**ACTIVITY:** Set down exactly the first line of the entries and every line after it, through the line with "Ansatz 0.2.0 |".

# # # # #

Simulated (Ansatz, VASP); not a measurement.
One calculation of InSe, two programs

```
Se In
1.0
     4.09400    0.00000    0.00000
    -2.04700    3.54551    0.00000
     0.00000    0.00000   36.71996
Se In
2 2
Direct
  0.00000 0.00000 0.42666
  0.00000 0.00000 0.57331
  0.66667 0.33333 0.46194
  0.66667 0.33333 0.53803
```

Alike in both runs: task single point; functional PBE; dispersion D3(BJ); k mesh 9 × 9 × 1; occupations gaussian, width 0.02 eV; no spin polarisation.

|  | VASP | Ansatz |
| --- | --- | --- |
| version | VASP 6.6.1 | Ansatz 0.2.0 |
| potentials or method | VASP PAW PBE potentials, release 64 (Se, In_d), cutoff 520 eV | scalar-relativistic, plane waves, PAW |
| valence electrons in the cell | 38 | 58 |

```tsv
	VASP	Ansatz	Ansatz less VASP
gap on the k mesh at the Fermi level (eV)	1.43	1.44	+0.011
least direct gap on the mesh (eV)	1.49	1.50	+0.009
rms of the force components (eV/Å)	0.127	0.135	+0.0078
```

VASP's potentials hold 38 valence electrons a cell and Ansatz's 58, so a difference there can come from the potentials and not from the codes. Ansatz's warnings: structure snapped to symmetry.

# # # # #

**EXPECTED ANSWER:**
Simulated (Ansatz, VASP); not a measurement.
One calculation of InSe, two programs

```
Se In
1.0
     4.09400    0.00000    0.00000
    -2.04700    3.54551    0.00000
     0.00000    0.00000   36.71996
Se In
2 2
Direct
  0.00000 0.00000 0.42666
  0.00000 0.00000 0.57331
  0.66667 0.33333 0.46194
  0.66667 0.33333 0.53803
```

Alike in both runs: task single point; functional PBE; dispersion D3(BJ); k mesh 9 × 9 × 1; occupations gaussian, width 0.02 eV; no spin polarisation.

|  | VASP | Ansatz |
| --- | --- | --- |
| version | VASP 6.6.1 | Ansatz 0.2.0 |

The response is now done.